────────

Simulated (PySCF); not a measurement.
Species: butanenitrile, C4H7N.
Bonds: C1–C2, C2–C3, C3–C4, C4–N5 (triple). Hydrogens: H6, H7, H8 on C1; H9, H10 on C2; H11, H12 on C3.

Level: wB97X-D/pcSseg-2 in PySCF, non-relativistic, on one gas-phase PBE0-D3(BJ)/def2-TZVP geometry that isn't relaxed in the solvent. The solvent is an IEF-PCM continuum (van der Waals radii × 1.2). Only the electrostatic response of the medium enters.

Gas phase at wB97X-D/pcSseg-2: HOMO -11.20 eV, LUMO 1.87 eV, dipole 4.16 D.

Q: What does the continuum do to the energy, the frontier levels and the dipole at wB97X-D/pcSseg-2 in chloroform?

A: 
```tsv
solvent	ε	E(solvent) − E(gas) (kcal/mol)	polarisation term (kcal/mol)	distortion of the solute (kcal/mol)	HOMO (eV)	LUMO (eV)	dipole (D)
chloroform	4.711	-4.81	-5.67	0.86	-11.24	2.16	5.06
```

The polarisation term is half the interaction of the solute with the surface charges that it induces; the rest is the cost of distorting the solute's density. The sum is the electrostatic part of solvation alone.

────────

The answer must be the full listing, written out word for word.

● **Written reply**:
Simulated (PySCF); not a measurement.
Species: butanenitrile, C4H7N.
Bonds: C1–C2, C2–C3, C3–C4, C4–N5 (triple). Hydrogens: H6, H7, H8 on C1; H9, H10 on C2; H11, H12 on C3.

Level: wB97X-D/pcSseg-2 in PySCF, non-relativistic, on one gas-phase PBE0-D3(BJ)/def2-TZVP geometry that isn't relaxed in the solvent. The solvent is an IEF-PCM continuum (van der Waals radii × 1.2). Only the electrostatic response of the medium enters.

Gas phase at wB97X-D/pcSseg-2: HOMO -11.20 eV, LUMO 1.87 eV, dipole 4.16 D.

Q: What does the continuum do to the energy, the frontier levels and the dipole at wB97X-D/pcSseg-2 in chloroform?

A: 
```tsv
solvent	ε	E(solvent) − E(gas) (kcal/mol)	polarisation term (kcal/mol)	distortion of the solute (kcal/mol)	HOMO (eV)	LUMO (eV)	dipole (D)
chloroform	4.711	-4.81	-5.67	0.86	-11.24	2.16	5.06
```

The polarisation term is half the interaction of the solute with the surface charges that it induces; the rest is the cost of distorting the solute's density. The sum is the electrostatic part of solvation alone.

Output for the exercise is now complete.